• **Work order**: All entries must be set down once more, precisely as given.

((

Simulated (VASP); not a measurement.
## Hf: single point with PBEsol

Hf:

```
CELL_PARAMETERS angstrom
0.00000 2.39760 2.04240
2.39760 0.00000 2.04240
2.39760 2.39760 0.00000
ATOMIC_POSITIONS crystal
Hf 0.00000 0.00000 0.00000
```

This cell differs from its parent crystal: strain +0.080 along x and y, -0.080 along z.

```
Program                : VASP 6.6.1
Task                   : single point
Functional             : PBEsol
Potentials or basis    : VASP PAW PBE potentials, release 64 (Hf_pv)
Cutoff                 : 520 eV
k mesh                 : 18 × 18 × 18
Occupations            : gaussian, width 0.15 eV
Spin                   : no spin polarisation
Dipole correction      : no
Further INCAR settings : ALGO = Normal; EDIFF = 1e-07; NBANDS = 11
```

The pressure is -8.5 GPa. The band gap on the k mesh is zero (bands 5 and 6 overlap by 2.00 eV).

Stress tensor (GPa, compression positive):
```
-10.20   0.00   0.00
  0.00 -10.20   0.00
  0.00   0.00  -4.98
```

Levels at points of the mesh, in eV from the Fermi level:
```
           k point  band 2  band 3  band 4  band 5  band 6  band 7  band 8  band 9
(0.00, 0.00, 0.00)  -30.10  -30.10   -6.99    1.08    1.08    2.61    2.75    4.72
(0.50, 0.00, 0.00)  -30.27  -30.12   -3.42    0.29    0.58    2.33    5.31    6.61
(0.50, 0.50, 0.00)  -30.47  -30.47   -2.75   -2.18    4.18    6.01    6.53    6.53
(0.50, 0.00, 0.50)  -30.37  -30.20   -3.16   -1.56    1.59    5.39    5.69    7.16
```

))

• **Result**:
Simulated (VASP); not a measurement.
## Hf: single point with PBEsol

Hf:

```
CELL_PARAMETERS angstrom
0.00000 2.39760 2.04240
2.39760 0.00000 2.04240
2.39760 2.39760 0.00000
ATOMIC_POSITIONS crystal
Hf 0.00000 0.00000 0.00000
```

This cell differs from its parent crystal: strain +0.080 along x and y, -0.080 along z.

```
Program                : VASP 6.6.1
Task                   : single point
Functional             : PBEsol
Potentials or basis    : VASP PAW PBE potentials, release 64 (Hf_pv)
Cutoff                 : 520 eV
k mesh                 : 18 × 18 × 18
Occupations            : gaussian, width 0.15 eV
Spin                   : no spin polarisation
Dipole correction      : no
Further INCAR settings : ALGO = Normal; EDIFF = 1e-07; NBANDS = 11
```

The pressure is -8.5 GPa. The band gap on the k mesh is zero (bands 5 and 6 overlap by 2.00 eV).

Stress tensor (GPa, compression positive):
```
-10.20   0.00   0.00
  0.00 -10.20   0.00
  0.00   0.00  -4.98
```

Levels at points of the mesh, in eV from the Fermi level:
```
           k point  band 2  band 3  band 4  band 5  band 6  band 7  band 8  band 9
(0.00, 0.00, 0.00)  -30.10  -30.10   -6.99    1.08    1.08    2.61    2.75    4.72
(0.50, 0.00, 0.00)  -30.27  -30.12   -3.42    0.29    0.58    2.33    5.31    6.61
(0.50, 0.50, 0.00)  -30.47  -30.47   -2.75   -2.18    4.18    6.01    6.53    6.53
(0.50, 0.00, 0.50)  -30.37  -30.20   -3.16   -1.56    1.59    5.39    5.69    7.16
```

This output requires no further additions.